Without changing a single word, set down all of the records.

• Material supplied:

↓↓↓

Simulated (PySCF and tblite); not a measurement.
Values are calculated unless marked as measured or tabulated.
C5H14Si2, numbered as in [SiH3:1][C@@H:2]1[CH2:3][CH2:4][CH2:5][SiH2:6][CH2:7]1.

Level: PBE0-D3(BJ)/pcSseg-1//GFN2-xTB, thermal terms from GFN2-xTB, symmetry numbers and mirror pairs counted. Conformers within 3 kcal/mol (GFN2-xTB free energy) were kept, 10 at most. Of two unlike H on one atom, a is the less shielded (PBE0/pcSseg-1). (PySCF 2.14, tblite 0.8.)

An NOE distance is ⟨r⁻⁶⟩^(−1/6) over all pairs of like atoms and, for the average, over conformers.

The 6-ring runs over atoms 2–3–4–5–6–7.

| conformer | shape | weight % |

↑↑↑

• Your response:
Simulated (PySCF and tblite); not a measurement.
Values are calculated unless marked as measured or tabulated.
C5H14Si2, numbered as in [SiH3:1][C@@H:2]1[CH2:3][CH2:4][CH2:5][SiH2:6][CH2:7]1.

Level: PBE0-D3(BJ)/pcSseg-1//GFN2-xTB, thermal terms from GFN2-xTB, symmetry numbers and mirror pairs counted. Conformers within 3 kcal/mol (GFN2-xTB free energy) were kept, 10 at most. Of two unlike H on one atom, a is the less shielded (PBE0/pcSseg-1). (PySCF 2.14, tblite 0.8.)

An NOE distance is ⟨r⁻⁶⟩^(−1/6) over all pairs of like atoms and, for the average, over conformers.

The 6-ring runs over atoms 2–3–4–5–6–7.

| conformer | shape | weight % |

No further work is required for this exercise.